-------- Data shown --------

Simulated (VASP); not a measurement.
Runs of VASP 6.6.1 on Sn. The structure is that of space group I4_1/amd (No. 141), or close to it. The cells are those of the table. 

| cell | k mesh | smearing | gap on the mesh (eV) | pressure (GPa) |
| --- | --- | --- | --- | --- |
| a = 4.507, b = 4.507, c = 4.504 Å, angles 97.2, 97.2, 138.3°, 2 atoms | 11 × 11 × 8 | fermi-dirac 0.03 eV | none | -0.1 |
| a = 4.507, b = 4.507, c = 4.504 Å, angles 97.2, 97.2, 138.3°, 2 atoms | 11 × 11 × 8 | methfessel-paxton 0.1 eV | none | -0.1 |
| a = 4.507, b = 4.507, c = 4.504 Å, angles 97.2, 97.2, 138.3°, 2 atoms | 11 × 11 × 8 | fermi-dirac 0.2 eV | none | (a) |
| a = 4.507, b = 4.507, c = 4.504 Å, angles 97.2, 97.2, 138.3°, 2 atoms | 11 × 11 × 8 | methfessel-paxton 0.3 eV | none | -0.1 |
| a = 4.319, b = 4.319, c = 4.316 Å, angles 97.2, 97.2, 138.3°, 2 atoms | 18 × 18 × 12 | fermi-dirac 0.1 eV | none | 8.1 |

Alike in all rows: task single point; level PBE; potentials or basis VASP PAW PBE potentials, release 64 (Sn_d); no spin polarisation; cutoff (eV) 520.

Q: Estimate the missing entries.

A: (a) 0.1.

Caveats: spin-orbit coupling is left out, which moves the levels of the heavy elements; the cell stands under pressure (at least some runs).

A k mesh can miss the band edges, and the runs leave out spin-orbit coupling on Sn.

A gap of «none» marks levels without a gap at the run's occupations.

--------

▶ [Action item]: Your output should consist solely of the lines from the beginning of the entries through the line containing "pressure (GPa) |", reproduced exactly.

▶ [Response]:
Simulated (VASP); not a measurement.
Runs of VASP 6.6.1 on Sn. The structure is that of space group I4_1/amd (No. 141), or close to it. The cells are those of the table. 

| cell | k mesh | smearing | gap on the mesh (eV) | pressure (GPa) |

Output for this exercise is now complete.